▶ Entries provided
= Beginning of Section =
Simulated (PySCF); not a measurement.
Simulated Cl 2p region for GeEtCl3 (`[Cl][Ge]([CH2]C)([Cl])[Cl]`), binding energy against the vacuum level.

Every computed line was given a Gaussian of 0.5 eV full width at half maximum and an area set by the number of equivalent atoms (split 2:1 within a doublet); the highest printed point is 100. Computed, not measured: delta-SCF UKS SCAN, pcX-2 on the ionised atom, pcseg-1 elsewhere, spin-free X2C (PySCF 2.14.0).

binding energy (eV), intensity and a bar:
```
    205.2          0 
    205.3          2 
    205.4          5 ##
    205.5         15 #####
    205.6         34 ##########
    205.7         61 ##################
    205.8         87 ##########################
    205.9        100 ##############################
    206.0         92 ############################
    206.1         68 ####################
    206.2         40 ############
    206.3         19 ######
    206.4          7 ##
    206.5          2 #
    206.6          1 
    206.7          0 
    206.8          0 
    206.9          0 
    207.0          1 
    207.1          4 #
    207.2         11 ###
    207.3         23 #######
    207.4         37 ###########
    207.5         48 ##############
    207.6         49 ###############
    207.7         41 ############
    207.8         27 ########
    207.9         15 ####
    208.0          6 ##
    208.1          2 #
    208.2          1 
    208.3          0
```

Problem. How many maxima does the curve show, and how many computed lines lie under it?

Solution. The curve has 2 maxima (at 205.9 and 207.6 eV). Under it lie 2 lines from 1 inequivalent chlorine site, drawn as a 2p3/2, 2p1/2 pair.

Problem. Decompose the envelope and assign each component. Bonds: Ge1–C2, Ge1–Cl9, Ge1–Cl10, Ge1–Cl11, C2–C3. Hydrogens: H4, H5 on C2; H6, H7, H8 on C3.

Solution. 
= End of Section =

▶ Task item
Taking the listing above as the source, transcribe only the lines starting at the line with "Problem. How many" and going through the line with "Problem. Decompose the", unaltered and with both ends included.

▶ Response
Problem. How many maxima does the curve show, and how many computed lines lie under it?

Solution. The curve has 2 maxima (at 205.9 and 207.6 eV). Under it lie 2 lines from 1 inequivalent chlorine site, drawn as a 2p3/2, 2p1/2 pair.

Problem. Decompose the envelope and assign each component. Bonds: Ge1–C2, Ge1–Cl9, Ge1–Cl10, Ge1–Cl11, C2–C3. Hydrogens: H4, H5 on C2; H6, H7, H8 on C3.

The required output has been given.